■ **Exercise**:
The listing must be reproduced in full, exactly as it stands.

■ **Dataset records**:
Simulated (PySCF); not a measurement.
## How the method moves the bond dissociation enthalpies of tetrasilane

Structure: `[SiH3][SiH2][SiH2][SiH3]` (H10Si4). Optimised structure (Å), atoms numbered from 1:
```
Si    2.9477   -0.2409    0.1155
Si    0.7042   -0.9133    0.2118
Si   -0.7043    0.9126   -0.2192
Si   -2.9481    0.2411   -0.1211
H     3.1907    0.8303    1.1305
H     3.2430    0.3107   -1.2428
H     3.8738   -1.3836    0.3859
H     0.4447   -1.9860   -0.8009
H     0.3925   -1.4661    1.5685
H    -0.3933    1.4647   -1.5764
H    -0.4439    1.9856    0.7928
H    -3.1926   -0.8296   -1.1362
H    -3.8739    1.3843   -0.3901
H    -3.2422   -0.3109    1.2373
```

■ **Exercise answer**:
Simulated (PySCF); not a measurement.
## How the method moves the bond dissociation enthalpies of tetrasilane

Structure: `[SiH3][SiH2][SiH2][SiH3]` (H10Si4). Optimised structure (Å), atoms numbered from 1:
```
Si    2.9477   -0.2409    0.1155
Si    0.7042   -0.9133    0.2118
Si   -0.7043    0.9126   -0.2192
Si   -2.9481    0.2411   -0.1211
H     3.1907    0.8303    1.1305
H     3.2430    0.3107   -1.2428
H     3.8738   -1.3836    0.3859
H     0.4447   -1.9860   -0.8009
H     0.3925   -1.4661    1.5685
H    -0.3933    1.4647   -1.5764
H    -0.4439    1.9856    0.7928
H    -3.1926   -0.8296   -1.1362
H    -3.8739    1.3843   -0.3901
H    -3.2422   -0.3109    1.2373
```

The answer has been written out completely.